# # # # # # #

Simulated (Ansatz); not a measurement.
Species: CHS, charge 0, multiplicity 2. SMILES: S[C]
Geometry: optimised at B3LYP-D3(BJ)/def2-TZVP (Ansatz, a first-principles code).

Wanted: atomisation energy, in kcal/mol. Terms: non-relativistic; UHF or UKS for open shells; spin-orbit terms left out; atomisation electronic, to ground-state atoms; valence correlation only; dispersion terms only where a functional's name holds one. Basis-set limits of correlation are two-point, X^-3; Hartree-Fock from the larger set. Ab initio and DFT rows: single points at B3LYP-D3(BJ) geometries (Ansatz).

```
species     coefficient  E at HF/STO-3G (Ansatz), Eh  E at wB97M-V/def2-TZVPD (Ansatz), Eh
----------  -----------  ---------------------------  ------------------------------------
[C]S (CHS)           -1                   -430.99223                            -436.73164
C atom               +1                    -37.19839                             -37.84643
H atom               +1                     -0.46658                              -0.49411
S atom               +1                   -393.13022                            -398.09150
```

# # # # # # #

### ASSIGNED TASK
Put down each entry again, unchanged and complete.

### TASK OUTPUT
Simulated (Ansatz); not a measurement.
Species: CHS, charge 0, multiplicity 2. SMILES: S[C]
Geometry: optimised at B3LYP-D3(BJ)/def2-TZVP (Ansatz, a first-principles code).

Wanted: atomisation energy, in kcal/mol. Terms: non-relativistic; UHF or UKS for open shells; spin-orbit terms left out; atomisation electronic, to ground-state atoms; valence correlation only; dispersion terms only where a functional's name holds one. Basis-set limits of correlation are two-point, X^-3; Hartree-Fock from the larger set. Ab initio and DFT rows: single points at B3LYP-D3(BJ) geometries (Ansatz).

```
species     coefficient  E at HF/STO-3G (Ansatz), Eh  E at wB97M-V/def2-TZVPD (Ansatz), Eh
----------  -----------  ---------------------------  ------------------------------------
[C]S (CHS)           -1                   -430.99223                            -436.73164
C atom               +1                    -37.19839                             -37.84643
H atom               +1                     -0.46658                              -0.49411
S atom               +1                   -393.13022                            -398.09150
```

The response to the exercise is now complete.